┄┄┄┄┄┄

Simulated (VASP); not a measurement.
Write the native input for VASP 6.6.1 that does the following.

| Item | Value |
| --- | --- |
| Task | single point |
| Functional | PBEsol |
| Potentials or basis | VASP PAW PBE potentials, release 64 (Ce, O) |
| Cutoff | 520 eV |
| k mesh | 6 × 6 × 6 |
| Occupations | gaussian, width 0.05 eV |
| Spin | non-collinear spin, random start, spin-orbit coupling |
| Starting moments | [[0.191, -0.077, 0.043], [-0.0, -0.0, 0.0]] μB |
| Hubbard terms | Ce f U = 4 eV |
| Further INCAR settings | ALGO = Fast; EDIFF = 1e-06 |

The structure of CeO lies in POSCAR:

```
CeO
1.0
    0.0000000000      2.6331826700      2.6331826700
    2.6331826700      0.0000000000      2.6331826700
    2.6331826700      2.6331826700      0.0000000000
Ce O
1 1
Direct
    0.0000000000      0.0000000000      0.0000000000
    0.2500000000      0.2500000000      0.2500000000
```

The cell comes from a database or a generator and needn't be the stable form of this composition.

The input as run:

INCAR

┄┄┄┄┄┄

Everything from the first line above up to and including the line that contains "The input as" should be printed exactly; please print only that.

Simulated (VASP); not a measurement.
Write the native input for VASP 6.6.1 that does the following.

| Item | Value |
| --- | --- |
| Task | single point |
| Functional | PBEsol |
| Potentials or basis | VASP PAW PBE potentials, release 64 (Ce, O) |
| Cutoff | 520 eV |
| k mesh | 6 × 6 × 6 |
| Occupations | gaussian, width 0.05 eV |
| Spin | non-collinear spin, random start, spin-orbit coupling |
| Starting moments | [[0.191, -0.077, 0.043], [-0.0, -0.0, 0.0]] μB |
| Hubbard terms | Ce f U = 4 eV |
| Further INCAR settings | ALGO = Fast; EDIFF = 1e-06 |

The structure of CeO lies in POSCAR:

```
CeO
1.0
    0.0000000000      2.6331826700      2.6331826700
    2.6331826700      0.0000000000      2.6331826700
    2.6331826700      2.6331826700      0.0000000000
Ce O
1 1
Direct
    0.0000000000      0.0000000000      0.0000000000
    0.2500000000      0.2500000000      0.2500000000
```

The cell comes from a database or a generator and needn't be the stable form of this composition.

The input as run:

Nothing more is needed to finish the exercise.